########################################
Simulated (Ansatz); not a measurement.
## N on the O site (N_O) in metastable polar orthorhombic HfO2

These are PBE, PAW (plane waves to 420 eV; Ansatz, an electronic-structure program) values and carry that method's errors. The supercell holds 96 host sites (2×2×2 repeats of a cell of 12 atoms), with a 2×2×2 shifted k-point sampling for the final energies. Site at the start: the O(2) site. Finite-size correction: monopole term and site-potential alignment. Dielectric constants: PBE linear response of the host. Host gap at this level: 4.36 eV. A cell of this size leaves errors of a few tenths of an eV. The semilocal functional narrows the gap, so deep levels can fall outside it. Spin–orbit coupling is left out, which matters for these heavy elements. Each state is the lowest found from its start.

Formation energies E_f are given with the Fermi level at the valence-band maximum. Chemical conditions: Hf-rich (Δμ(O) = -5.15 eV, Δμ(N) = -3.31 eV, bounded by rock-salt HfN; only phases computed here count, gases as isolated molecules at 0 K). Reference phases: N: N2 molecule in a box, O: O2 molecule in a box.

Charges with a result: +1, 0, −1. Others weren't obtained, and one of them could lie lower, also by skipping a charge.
########################################

* **Brief**
An exact copy of every entry above is required.

* **Response box**
Simulated (Ansatz); not a measurement.
## N on the O site (N_O) in metastable polar orthorhombic HfO2

These are PBE, PAW (plane waves to 420 eV; Ansatz, an electronic-structure program) values and carry that method's errors. The supercell holds 96 host sites (2×2×2 repeats of a cell of 12 atoms), with a 2×2×2 shifted k-point sampling for the final energies. Site at the start: the O(2) site. Finite-size correction: monopole term and site-potential alignment. Dielectric constants: PBE linear response of the host. Host gap at this level: 4.36 eV. A cell of this size leaves errors of a few tenths of an eV. The semilocal functional narrows the gap, so deep levels can fall outside it. Spin–orbit coupling is left out, which matters for these heavy elements. Each state is the lowest found from its start.

Formation energies E_f are given with the Fermi level at the valence-band maximum. Chemical conditions: Hf-rich (Δμ(O) = -5.15 eV, Δμ(N) = -3.31 eV, bounded by rock-salt HfN; only phases computed here count, gases as isolated molecules at 0 K). Reference phases: N: N2 molecule in a box, O: O2 molecule in a box.

Charges with a result: +1, 0, −1. Others weren't obtained, and one of them could lie lower, also by skipping a charge.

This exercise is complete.